>>>>>

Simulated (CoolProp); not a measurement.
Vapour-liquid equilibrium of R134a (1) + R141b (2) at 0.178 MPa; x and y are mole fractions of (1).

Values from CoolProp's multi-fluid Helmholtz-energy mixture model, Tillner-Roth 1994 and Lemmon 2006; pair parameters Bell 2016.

<<<<<

= Required action =
Retype every line of the data above exactly.

= Exercise solution =
Simulated (CoolProp); not a measurement.
Vapour-liquid equilibrium of R134a (1) + R141b (2) at 0.178 MPa; x and y are mole fractions of (1).

Values from CoolProp's multi-fluid Helmholtz-energy mixture model, Tillner-Roth 1994 and Lemmon 2006; pair parameters Bell 2016.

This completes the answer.